**Supplied records**.
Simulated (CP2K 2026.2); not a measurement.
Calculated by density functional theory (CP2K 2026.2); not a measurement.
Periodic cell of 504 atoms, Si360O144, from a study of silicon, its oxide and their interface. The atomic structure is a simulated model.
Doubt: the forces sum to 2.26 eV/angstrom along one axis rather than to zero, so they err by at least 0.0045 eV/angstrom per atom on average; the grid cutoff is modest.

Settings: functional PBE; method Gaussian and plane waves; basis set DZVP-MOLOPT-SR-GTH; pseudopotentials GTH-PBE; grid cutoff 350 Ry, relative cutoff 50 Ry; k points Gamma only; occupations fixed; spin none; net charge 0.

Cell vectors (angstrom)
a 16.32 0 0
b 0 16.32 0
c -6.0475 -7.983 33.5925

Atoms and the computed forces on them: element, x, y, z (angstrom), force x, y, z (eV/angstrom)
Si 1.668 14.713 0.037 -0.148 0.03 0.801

**Exercise**. Repeat verbatim the opening run of entries, ending with the line that contains "Periodic cell of".

**Response area**.
Simulated (CP2K 2026.2); not a measurement.
Calculated by density functional theory (CP2K 2026.2); not a measurement.
Periodic cell of 504 atoms, Si360O144, from a study of silicon, its oxide and their interface. The atomic structure is a simulated model.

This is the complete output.